Extracted material —
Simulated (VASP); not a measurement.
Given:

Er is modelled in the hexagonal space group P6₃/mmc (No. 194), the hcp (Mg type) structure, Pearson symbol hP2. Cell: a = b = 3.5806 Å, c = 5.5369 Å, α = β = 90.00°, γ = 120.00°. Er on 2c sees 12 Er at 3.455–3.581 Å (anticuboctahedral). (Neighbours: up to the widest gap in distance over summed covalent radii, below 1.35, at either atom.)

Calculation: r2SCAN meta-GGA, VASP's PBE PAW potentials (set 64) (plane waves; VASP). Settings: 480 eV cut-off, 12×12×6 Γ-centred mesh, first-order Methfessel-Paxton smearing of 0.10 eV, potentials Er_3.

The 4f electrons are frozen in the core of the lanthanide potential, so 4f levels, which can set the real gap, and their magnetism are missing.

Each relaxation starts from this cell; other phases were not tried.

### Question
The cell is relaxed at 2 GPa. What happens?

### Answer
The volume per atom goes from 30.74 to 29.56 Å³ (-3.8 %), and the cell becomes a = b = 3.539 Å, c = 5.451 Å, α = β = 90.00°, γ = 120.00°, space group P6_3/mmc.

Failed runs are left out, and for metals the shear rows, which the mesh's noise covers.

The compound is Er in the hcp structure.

Requirement — Taking the records above, retype every line from the one with "### Question" down to the one with "The volume per", exactly and with nothing else.

Worked solution —
### Question
The cell is relaxed at 2 GPa. What happens?

### Answer
The volume per atom goes from 30.74 to 29.56 Å³ (-3.8 %), and the cell becomes a = b = 3.539 Å, c = 5.451 Å, α = β = 90.00°, γ = 120.00°, space group P6_3/mmc.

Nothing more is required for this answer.